■ Task item:
Go through the records and give each one again exactly.

◆ ◆ ◆ ◆ ◆ ◆ ◆

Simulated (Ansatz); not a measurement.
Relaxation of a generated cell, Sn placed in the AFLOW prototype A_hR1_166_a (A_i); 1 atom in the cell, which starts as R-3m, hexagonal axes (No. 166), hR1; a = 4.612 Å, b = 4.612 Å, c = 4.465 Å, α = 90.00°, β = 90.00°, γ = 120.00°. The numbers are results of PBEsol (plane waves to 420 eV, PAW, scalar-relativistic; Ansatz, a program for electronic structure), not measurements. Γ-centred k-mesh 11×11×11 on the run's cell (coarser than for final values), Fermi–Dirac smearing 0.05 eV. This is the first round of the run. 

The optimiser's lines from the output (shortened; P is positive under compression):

◆ ◆ ◆ ◆ ◆ ◆ ◆

■ Answer area:
Simulated (Ansatz); not a measurement.
Relaxation of a generated cell, Sn placed in the AFLOW prototype A_hR1_166_a (A_i); 1 atom in the cell, which starts as R-3m, hexagonal axes (No. 166), hR1; a = 4.612 Å, b = 4.612 Å, c = 4.465 Å, α = 90.00°, β = 90.00°, γ = 120.00°. The numbers are results of PBEsol (plane waves to 420 eV, PAW, scalar-relativistic; Ansatz, a program for electronic structure), not measurements. Γ-centred k-mesh 11×11×11 on the run's cell (coarser than for final values), Fermi–Dirac smearing 0.05 eV. This is the first round of the run. 

The optimiser's lines from the output (shortened; P is positive under compression):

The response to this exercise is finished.